**Work order:** Beginning with the first line below, please restate each line exactly, down to and including the line containing "-1.44 | +0.010 |".

**Data for analysis:**
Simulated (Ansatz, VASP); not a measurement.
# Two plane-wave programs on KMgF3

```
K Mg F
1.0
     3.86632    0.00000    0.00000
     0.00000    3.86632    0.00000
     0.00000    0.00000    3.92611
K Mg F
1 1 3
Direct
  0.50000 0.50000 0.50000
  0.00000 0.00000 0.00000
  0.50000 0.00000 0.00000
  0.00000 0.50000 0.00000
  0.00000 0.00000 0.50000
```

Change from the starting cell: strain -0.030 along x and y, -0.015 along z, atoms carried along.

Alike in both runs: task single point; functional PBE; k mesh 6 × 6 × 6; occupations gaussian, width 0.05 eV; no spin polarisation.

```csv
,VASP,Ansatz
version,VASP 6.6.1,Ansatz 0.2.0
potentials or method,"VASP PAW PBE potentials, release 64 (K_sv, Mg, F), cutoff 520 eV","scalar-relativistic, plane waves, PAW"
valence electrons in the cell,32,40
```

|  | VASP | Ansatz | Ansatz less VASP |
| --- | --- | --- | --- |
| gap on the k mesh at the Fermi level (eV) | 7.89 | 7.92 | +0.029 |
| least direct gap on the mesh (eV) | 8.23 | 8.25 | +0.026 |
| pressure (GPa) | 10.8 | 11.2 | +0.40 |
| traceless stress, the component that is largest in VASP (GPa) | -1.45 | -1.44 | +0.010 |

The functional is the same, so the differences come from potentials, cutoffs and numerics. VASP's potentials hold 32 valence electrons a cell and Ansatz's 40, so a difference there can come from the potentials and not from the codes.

**Response area:**
Simulated (Ansatz, VASP); not a measurement.
# Two plane-wave programs on KMgF3

```
K Mg F
1.0
     3.86632    0.00000    0.00000
     0.00000    3.86632    0.00000
     0.00000    0.00000    3.92611
K Mg F
1 1 3
Direct
  0.50000 0.50000 0.50000
  0.00000 0.00000 0.00000
  0.50000 0.00000 0.00000
  0.00000 0.50000 0.00000
  0.00000 0.00000 0.50000
```

Change from the starting cell: strain -0.030 along x and y, -0.015 along z, atoms carried along.

Alike in both runs: task single point; functional PBE; k mesh 6 × 6 × 6; occupations gaussian, width 0.05 eV; no spin polarisation.

```csv
,VASP,Ansatz
version,VASP 6.6.1,Ansatz 0.2.0
potentials or method,"VASP PAW PBE potentials, release 64 (K_sv, Mg, F), cutoff 520 eV","scalar-relativistic, plane waves, PAW"
valence electrons in the cell,32,40
```

|  | VASP | Ansatz | Ansatz less VASP |
| --- | --- | --- | --- |
| gap on the k mesh at the Fermi level (eV) | 7.89 | 7.92 | +0.029 |
| least direct gap on the mesh (eV) | 8.23 | 8.25 | +0.026 |
| pressure (GPa) | 10.8 | 11.2 | +0.40 |
| traceless stress, the component that is largest in VASP (GPa) | -1.45 | -1.44 | +0.010 |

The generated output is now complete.